Top of Data shown

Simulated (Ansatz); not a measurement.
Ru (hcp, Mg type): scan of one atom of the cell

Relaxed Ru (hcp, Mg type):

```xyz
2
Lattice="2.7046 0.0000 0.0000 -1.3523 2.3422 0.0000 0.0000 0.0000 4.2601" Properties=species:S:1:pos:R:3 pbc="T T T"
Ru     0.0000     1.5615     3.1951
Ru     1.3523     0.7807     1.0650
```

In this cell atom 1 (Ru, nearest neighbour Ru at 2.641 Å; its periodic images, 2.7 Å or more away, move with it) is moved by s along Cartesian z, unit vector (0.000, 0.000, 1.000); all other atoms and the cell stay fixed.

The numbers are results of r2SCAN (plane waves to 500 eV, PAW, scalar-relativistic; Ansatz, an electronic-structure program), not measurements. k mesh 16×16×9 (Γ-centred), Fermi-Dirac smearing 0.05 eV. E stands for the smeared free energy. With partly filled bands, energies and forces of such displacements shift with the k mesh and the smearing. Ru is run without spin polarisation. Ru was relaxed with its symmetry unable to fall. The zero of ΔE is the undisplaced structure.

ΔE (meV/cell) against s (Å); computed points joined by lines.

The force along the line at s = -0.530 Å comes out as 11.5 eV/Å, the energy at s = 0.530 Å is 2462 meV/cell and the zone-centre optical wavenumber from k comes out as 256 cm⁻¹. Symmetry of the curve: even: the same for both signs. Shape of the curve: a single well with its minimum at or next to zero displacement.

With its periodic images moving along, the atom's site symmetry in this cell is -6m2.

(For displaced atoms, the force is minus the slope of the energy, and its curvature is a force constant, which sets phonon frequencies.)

Bottom of Data shown

Everything from the first line of the records above to the line containing "In this cell atom", inclusive, should be repeated exactly; leave out the rest.

• Worked solution
Simulated (Ansatz); not a measurement.
Ru (hcp, Mg type): scan of one atom of the cell

Relaxed Ru (hcp, Mg type):

```xyz
2
Lattice="2.7046 0.0000 0.0000 -1.3523 2.3422 0.0000 0.0000 0.0000 4.2601" Properties=species:S:1:pos:R:3 pbc="T T T"
Ru     0.0000     1.5615     3.1951
Ru     1.3523     0.7807     1.0650
```

In this cell atom 1 (Ru, nearest neighbour Ru at 2.641 Å; its periodic images, 2.7 Å or more away, move with it) is moved by s along Cartesian z, unit vector (0.000, 0.000, 1.000); all other atoms and the cell stay fixed.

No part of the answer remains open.